Action item:
Begin at the first line below and copy each line exactly, ending with the line where "Internal rotation in" appears.

Extracted data:
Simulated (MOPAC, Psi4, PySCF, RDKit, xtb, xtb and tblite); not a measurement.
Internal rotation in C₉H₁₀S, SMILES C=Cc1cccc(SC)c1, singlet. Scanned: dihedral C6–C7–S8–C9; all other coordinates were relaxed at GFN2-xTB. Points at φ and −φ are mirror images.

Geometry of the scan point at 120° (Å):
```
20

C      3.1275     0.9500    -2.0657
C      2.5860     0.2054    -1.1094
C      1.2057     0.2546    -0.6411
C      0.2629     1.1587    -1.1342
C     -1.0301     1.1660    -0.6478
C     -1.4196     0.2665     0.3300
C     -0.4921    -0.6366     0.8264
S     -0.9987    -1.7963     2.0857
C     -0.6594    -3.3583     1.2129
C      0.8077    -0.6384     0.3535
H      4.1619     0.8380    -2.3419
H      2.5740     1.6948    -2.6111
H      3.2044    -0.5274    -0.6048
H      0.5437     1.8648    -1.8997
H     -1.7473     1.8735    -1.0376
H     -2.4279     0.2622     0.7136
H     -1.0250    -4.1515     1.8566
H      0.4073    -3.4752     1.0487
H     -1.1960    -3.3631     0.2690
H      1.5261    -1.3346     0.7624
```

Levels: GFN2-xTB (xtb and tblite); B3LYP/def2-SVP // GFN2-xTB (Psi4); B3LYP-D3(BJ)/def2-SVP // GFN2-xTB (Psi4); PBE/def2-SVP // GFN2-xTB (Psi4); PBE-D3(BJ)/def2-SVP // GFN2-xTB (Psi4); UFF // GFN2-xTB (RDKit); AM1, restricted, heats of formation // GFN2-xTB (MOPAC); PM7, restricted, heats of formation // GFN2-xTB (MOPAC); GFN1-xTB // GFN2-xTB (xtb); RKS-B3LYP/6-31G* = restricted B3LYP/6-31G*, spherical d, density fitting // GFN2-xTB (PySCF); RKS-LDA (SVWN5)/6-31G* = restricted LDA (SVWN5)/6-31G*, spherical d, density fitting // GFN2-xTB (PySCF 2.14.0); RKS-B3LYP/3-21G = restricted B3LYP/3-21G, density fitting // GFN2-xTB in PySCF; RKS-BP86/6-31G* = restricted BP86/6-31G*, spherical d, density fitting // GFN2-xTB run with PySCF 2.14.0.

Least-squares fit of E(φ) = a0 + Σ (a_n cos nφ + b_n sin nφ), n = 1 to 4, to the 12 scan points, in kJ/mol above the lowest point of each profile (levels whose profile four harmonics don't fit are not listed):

Response box:
Simulated (MOPAC, Psi4, PySCF, RDKit, xtb, xtb and tblite); not a measurement.
Internal rotation in C₉H₁₀S, SMILES C=Cc1cccc(SC)c1, singlet. Scanned: dihedral C6–C7–S8–C9; all other coordinates were relaxed at GFN2-xTB. Points at φ and −φ are mirror images.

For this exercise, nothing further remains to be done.